*** Listed records Section Begins ***

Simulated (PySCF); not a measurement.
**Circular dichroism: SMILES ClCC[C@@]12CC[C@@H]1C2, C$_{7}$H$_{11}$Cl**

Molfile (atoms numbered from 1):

*** Listed records Section Ends ***

Requirement –
Write out the records. Leave nothing out and change nothing.

Exercise output –
Simulated (PySCF); not a measurement.
**Circular dichroism: SMILES ClCC[C@@]12CC[C@@H]1C2, C$_{7}$H$_{11}$Cl**

Molfile (atoms numbered from 1):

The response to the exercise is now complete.